Material supplied ::
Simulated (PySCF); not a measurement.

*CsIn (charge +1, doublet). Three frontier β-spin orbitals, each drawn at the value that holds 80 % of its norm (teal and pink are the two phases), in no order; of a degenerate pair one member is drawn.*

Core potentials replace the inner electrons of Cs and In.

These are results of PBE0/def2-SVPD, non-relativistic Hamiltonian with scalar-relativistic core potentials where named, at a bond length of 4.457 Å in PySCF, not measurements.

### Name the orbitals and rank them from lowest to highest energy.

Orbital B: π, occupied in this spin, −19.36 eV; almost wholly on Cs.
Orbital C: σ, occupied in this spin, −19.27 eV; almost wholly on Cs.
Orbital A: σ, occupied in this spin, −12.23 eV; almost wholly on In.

Work task ::
Output all lines from the beginning of the data up to the line holding "These are results", that line included, exactly as written.

Exercise response ::
Simulated (PySCF); not a measurement.

*CsIn (charge +1, doublet). Three frontier β-spin orbitals, each drawn at the value that holds 80 % of its norm (teal and pink are the two phases), in no order; of a degenerate pair one member is drawn.*

Core potentials replace the inner electrons of Cs and In.

These are results of PBE0/def2-SVPD, non-relativistic Hamiltonian with scalar-relativistic core potentials where named, at a bond length of 4.457 Å in PySCF, not measurements.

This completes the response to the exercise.